> Assigned task
An acceptable answer contains each line of the material, unchanged.

> Supplied information
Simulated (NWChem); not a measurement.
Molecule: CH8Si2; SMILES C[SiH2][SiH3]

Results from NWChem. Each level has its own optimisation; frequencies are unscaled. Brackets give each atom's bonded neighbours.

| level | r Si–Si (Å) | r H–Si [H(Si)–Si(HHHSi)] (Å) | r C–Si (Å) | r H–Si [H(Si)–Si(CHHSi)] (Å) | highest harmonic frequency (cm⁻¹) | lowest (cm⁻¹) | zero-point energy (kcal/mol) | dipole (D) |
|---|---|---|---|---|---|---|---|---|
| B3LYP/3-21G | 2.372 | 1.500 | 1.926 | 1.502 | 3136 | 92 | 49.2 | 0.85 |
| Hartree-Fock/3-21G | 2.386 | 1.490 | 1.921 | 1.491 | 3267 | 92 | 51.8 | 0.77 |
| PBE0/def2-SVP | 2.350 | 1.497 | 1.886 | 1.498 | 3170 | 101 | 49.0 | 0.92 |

> Exercise solution
Simulated (NWChem); not a measurement.
Molecule: CH8Si2; SMILES C[SiH2][SiH3]

Results from NWChem. Each level has its own optimisation; frequencies are unscaled. Brackets give each atom's bonded neighbours.

| level | r Si–Si (Å) | r H–Si [H(Si)–Si(HHHSi)] (Å) | r C–Si (Å) | r H–Si [H(Si)–Si(CHHSi)] (Å) | highest harmonic frequency (cm⁻¹) | lowest (cm⁻¹) | zero-point energy (kcal/mol) | dipole (D) |
|---|---|---|---|---|---|---|---|---|
| B3LYP/3-21G | 2.372 | 1.500 | 1.926 | 1.502 | 3136 | 92 | 49.2 | 0.85 |
| Hartree-Fock/3-21G | 2.386 | 1.490 | 1.921 | 1.491 | 3267 | 92 | 51.8 | 0.77 |
| PBE0/def2-SVP | 2.350 | 1.497 | 1.886 | 1.498 | 3170 | 101 | 49.0 | 0.92 |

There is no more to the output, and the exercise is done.